BEGIN MATERIAL SHOWN

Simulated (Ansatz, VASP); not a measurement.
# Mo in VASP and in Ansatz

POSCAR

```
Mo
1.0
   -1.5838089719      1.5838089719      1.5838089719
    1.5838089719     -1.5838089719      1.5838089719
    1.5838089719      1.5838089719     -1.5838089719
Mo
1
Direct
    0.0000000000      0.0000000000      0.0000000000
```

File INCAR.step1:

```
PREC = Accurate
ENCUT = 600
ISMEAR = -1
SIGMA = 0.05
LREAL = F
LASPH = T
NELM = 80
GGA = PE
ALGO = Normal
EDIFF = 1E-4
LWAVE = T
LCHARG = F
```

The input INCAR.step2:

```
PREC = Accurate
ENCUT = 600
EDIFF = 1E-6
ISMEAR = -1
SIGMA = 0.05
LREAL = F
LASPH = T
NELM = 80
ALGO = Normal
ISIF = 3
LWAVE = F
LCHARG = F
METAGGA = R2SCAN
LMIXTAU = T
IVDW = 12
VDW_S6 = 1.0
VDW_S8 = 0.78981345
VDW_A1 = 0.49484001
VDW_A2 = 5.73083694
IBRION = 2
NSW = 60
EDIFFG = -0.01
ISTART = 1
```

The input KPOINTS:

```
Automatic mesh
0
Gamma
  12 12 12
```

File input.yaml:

END MATERIAL SHOWN

__EXERCISE__: Line by line, set down the material exactly as given.

__WORKED SOLUTION__:
Simulated (Ansatz, VASP); not a measurement.
# Mo in VASP and in Ansatz

POSCAR

```
Mo
1.0
   -1.5838089719      1.5838089719      1.5838089719
    1.5838089719     -1.5838089719      1.5838089719
    1.5838089719      1.5838089719     -1.5838089719
Mo
1
Direct
    0.0000000000      0.0000000000      0.0000000000
```

File INCAR.step1:

```
PREC = Accurate
ENCUT = 600
ISMEAR = -1
SIGMA = 0.05
LREAL = F
LASPH = T
NELM = 80
GGA = PE
ALGO = Normal
EDIFF = 1E-4
LWAVE = T
LCHARG = F
```

The input INCAR.step2:

```
PREC = Accurate
ENCUT = 600
EDIFF = 1E-6
ISMEAR = -1
SIGMA = 0.05
LREAL = F
LASPH = T
NELM = 80
ALGO = Normal
ISIF = 3
LWAVE = F
LCHARG = F
METAGGA = R2SCAN
LMIXTAU = T
IVDW = 12
VDW_S6 = 1.0
VDW_S8 = 0.78981345
VDW_A1 = 0.49484001
VDW_A2 = 5.73083694
IBRION = 2
NSW = 60
EDIFFG = -0.01
ISTART = 1
```

The input KPOINTS:

```
Automatic mesh
0
Gamma
  12 12 12
```

File input.yaml:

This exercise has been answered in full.